### Brief
What you need to produce is the complete listing, repeated exactly.

### Record set
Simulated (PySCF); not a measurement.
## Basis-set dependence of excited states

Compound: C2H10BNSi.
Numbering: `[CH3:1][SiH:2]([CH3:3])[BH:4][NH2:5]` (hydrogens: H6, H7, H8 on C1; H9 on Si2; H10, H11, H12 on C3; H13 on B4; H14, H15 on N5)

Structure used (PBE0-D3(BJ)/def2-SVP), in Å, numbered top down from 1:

### Task solution
Simulated (PySCF); not a measurement.
## Basis-set dependence of excited states

Compound: C2H10BNSi.
Numbering: `[CH3:1][SiH:2]([CH3:3])[BH:4][NH2:5]` (hydrogens: H6, H7, H8 on C1; H9 on Si2; H10, H11, H12 on C3; H13 on B4; H14, H15 on N5)

Structure used (PBE0-D3(BJ)/def2-SVP), in Å, numbered top down from 1:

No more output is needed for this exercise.